## Task item
Send back all the data below, exactly as given.

Extracted material: Begin
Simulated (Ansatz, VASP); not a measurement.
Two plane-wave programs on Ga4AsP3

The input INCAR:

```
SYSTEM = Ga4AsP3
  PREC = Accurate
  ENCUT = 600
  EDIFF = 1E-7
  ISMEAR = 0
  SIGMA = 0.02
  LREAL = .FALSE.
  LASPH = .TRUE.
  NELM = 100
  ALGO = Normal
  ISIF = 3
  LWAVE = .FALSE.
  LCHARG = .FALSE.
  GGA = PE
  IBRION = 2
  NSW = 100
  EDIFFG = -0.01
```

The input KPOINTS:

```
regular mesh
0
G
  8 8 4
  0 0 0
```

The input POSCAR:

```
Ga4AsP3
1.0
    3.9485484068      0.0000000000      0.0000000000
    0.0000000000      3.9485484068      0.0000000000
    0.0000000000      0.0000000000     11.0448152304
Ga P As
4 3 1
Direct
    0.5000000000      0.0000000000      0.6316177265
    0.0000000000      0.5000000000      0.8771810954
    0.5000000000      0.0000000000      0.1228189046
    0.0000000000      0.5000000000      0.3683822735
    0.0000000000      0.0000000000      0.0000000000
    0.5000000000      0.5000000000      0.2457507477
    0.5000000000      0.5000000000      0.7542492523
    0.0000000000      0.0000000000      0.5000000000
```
Extracted material: End

## Exercise answer
Simulated (Ansatz, VASP); not a measurement.
Two plane-wave programs on Ga4AsP3

The input INCAR:

```
SYSTEM = Ga4AsP3
  PREC = Accurate
  ENCUT = 600
  EDIFF = 1E-7
  ISMEAR = 0
  SIGMA = 0.02
  LREAL = .FALSE.
  LASPH = .TRUE.
  NELM = 100
  ALGO = Normal
  ISIF = 3
  LWAVE = .FALSE.
  LCHARG = .FALSE.
  GGA = PE
  IBRION = 2
  NSW = 100
  EDIFFG = -0.01
```

The input KPOINTS:

```
regular mesh
0
G
  8 8 4
  0 0 0
```

The input POSCAR:

```
Ga4AsP3
1.0
    3.9485484068      0.0000000000      0.0000000000
    0.0000000000      3.9485484068      0.0000000000
    0.0000000000      0.0000000000     11.0448152304
Ga P As
4 3 1
Direct
    0.5000000000      0.0000000000      0.6316177265
    0.0000000000      0.5000000000      0.8771810954
    0.5000000000      0.0000000000      0.1228189046
    0.0000000000      0.5000000000      0.3683822735
    0.0000000000      0.0000000000      0.0000000000
    0.5000000000      0.5000000000      0.2457507477
    0.5000000000      0.5000000000      0.7542492523
    0.0000000000      0.0000000000      0.5000000000
```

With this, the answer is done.